Word for word, set down every line of the entries below from the line with "(1) Predict the pressure." to the line with "(2) zero (band", including both, and no other line.

Extracted entries –
--- START ---
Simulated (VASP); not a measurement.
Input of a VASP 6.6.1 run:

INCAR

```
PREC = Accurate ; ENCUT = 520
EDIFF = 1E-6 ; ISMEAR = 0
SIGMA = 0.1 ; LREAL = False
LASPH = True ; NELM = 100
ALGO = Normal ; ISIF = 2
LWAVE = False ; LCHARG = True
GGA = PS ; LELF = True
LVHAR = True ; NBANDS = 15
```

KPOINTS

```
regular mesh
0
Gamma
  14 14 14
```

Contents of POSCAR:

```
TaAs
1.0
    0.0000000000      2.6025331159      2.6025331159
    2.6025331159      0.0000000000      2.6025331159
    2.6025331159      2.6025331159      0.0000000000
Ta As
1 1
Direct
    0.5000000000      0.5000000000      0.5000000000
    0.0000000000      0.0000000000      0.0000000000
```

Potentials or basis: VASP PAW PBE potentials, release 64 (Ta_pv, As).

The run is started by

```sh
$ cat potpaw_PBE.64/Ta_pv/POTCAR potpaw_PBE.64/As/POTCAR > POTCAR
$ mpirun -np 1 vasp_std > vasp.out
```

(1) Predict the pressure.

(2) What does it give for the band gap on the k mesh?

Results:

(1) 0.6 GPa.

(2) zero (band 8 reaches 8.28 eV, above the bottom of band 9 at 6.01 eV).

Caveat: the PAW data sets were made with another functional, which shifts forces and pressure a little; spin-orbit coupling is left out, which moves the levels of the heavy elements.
--- END ---

Written answer –
(1) Predict the pressure.

(2) What does it give for the band gap on the k mesh?

Results:

(1) 0.6 GPa.

(2) zero (band 8 reaches 8.28 eV, above the bottom of band 9 at 6.01 eV).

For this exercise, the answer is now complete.